Exercise data:
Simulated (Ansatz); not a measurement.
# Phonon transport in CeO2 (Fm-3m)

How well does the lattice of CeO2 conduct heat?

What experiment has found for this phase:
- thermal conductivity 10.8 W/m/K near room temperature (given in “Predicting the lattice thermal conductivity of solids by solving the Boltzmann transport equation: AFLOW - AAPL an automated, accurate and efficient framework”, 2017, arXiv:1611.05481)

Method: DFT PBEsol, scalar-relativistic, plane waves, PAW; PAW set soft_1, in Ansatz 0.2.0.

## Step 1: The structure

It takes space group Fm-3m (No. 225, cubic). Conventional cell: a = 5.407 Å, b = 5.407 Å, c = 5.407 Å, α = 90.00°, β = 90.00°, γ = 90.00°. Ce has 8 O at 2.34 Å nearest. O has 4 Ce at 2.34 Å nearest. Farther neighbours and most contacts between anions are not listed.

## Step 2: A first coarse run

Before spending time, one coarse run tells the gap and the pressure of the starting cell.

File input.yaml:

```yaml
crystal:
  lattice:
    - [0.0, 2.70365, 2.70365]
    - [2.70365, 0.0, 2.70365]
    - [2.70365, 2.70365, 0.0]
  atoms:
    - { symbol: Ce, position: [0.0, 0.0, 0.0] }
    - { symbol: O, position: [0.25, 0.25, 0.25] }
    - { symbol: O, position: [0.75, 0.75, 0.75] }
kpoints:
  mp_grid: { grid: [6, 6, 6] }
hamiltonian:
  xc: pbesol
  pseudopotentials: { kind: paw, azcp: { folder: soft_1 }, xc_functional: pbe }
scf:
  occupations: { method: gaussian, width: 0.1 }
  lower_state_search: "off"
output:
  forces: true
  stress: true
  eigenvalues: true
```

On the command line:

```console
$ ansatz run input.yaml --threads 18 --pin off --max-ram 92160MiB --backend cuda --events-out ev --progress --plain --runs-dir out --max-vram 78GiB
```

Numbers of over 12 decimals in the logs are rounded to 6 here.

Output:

Work task: Only the lines from the start of the data to the line holding "- thermal conductivity" are wanted; return them exactly, both ends included.

Exercise answer:
Simulated (Ansatz); not a measurement.
# Phonon transport in CeO2 (Fm-3m)

How well does the lattice of CeO2 conduct heat?

What experiment has found for this phase:
- thermal conductivity 10.8 W/m/K near room temperature (given in “Predicting the lattice thermal conductivity of solids by solving the Boltzmann transport equation: AFLOW - AAPL an automated, accurate and efficient framework”, 2017, arXiv:1611.05481)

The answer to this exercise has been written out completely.